> **Task item**: Give every line below again, exactly.

-- Recorded information follows --

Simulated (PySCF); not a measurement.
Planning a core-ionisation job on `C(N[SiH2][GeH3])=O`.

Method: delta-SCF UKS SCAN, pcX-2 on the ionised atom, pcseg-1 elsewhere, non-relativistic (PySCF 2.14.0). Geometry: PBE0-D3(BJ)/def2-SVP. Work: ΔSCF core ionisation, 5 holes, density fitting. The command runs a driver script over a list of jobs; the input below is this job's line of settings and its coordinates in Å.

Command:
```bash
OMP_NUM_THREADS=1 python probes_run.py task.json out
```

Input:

-- Recorded information concluded --

> **Expected answer**:
Simulated (PySCF); not a measurement.
Planning a core-ionisation job on `C(N[SiH2][GeH3])=O`.

Method: delta-SCF UKS SCAN, pcX-2 on the ionised atom, pcseg-1 elsewhere, non-relativistic (PySCF 2.14.0). Geometry: PBE0-D3(BJ)/def2-SVP. Work: ΔSCF core ionisation, 5 holes, density fitting. The command runs a driver script over a list of jobs; the input below is this job's line of settings and its coordinates in Å.

Command:
```bash
OMP_NUM_THREADS=1 python probes_run.py task.json out
```

Input:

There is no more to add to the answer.